■ RECORDED INFORMATION ■
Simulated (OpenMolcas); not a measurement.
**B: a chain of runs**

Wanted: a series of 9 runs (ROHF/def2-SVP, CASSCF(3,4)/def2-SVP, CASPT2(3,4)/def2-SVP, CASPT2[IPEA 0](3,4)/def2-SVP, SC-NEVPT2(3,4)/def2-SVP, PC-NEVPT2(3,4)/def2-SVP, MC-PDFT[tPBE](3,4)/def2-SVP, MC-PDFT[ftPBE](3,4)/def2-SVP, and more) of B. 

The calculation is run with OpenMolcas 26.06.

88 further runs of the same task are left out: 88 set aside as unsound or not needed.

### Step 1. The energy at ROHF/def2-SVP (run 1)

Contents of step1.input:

■ REQUIRED ACTION ■
Return only the exact lines from the opening of the records through the line that contains "### Step 1.", both included.

■ REPLY ■
Simulated (OpenMolcas); not a measurement.
**B: a chain of runs**

Wanted: a series of 9 runs (ROHF/def2-SVP, CASSCF(3,4)/def2-SVP, CASPT2(3,4)/def2-SVP, CASPT2[IPEA 0](3,4)/def2-SVP, SC-NEVPT2(3,4)/def2-SVP, PC-NEVPT2(3,4)/def2-SVP, MC-PDFT[tPBE](3,4)/def2-SVP, MC-PDFT[ftPBE](3,4)/def2-SVP, and more) of B. 

The calculation is run with OpenMolcas 26.06.

88 further runs of the same task are left out: 88 set aside as unsound or not needed.

### Step 1. The energy at ROHF/def2-SVP (run 1)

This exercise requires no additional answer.